──────────
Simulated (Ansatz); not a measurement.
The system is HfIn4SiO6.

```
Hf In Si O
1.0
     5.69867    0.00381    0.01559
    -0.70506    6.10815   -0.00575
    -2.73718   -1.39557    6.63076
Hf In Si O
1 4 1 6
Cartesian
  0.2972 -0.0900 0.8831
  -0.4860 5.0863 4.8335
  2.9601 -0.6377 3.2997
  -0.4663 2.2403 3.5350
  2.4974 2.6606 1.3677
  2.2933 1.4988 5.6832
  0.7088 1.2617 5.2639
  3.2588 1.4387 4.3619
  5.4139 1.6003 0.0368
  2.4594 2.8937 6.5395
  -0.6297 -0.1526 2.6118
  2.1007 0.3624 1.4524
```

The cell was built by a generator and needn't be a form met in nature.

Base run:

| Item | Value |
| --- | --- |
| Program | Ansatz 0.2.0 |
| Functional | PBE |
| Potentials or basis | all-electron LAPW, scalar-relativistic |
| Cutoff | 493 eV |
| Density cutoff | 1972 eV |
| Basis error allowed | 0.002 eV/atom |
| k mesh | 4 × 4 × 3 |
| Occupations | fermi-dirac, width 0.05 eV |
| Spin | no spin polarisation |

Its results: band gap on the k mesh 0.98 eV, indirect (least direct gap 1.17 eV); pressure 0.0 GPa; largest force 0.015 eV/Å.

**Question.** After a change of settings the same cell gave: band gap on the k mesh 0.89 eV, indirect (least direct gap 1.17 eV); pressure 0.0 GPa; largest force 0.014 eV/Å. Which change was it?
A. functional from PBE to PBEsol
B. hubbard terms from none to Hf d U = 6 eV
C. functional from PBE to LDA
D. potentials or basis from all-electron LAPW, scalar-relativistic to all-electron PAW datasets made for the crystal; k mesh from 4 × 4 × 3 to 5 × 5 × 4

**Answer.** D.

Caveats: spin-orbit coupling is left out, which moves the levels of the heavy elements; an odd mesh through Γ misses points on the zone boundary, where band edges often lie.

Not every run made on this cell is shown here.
──────────

Work task> In the listing above, locate the line with "Its results: band" and the line with "Caveats: spin-orbit coupling", then extract exactly those lines and every line between them, and nothing more.

Exercise output>
Its results: band gap on the k mesh 0.98 eV, indirect (least direct gap 1.17 eV); pressure 0.0 GPa; largest force 0.015 eV/Å.

**Question.** After a change of settings the same cell gave: band gap on the k mesh 0.89 eV, indirect (least direct gap 1.17 eV); pressure 0.0 GPa; largest force 0.014 eV/Å. Which change was it?
A. functional from PBE to PBEsol
B. hubbard terms from none to Hf d U = 6 eV
C. functional from PBE to LDA
D. potentials or basis from all-electron LAPW, scalar-relativistic to all-electron PAW datasets made for the crystal; k mesh from 4 × 4 × 3 to 5 × 5 × 4

**Answer.** D.

Caveats: spin-orbit coupling is left out, which moves the levels of the heavy elements; an odd mesh through Γ misses points on the zone boundary, where band edges often lie.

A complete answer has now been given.